[WORK INSTRUCTION] Give back an exact copy of the lines below, from the first through the line with "H→L+1 (14%) |"; please stop there.

[DATA SECTION]
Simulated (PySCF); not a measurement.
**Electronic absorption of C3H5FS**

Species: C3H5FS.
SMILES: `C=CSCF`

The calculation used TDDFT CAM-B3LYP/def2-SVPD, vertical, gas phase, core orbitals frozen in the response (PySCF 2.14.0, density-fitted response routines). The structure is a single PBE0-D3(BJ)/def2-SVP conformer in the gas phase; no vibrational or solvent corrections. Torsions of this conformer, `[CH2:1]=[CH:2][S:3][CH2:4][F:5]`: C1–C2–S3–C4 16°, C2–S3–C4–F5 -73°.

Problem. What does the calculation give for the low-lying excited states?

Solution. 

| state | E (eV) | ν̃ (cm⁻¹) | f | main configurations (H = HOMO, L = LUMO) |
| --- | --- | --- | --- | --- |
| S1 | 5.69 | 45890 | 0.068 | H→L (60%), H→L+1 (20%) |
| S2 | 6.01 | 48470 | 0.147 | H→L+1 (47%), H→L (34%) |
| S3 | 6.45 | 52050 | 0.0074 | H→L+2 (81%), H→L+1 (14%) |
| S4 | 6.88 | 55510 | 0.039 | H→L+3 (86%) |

[PROBLEM SOLUTION]
Simulated (PySCF); not a measurement.
**Electronic absorption of C3H5FS**

Species: C3H5FS.
SMILES: `C=CSCF`

The calculation used TDDFT CAM-B3LYP/def2-SVPD, vertical, gas phase, core orbitals frozen in the response (PySCF 2.14.0, density-fitted response routines). The structure is a single PBE0-D3(BJ)/def2-SVP conformer in the gas phase; no vibrational or solvent corrections. Torsions of this conformer, `[CH2:1]=[CH:2][S:3][CH2:4][F:5]`: C1–C2–S3–C4 16°, C2–S3–C4–F5 -73°.

Problem. What does the calculation give for the low-lying excited states?

Solution. 

| state | E (eV) | ν̃ (cm⁻¹) | f | main configurations (H = HOMO, L = LUMO) |
| --- | --- | --- | --- | --- |
| S1 | 5.69 | 45890 | 0.068 | H→L (60%), H→L+1 (20%) |
| S2 | 6.01 | 48470 | 0.147 | H→L+1 (47%), H→L (34%) |
| S3 | 6.45 | 52050 | 0.0074 | H→L+2 (81%), H→L+1 (14%) |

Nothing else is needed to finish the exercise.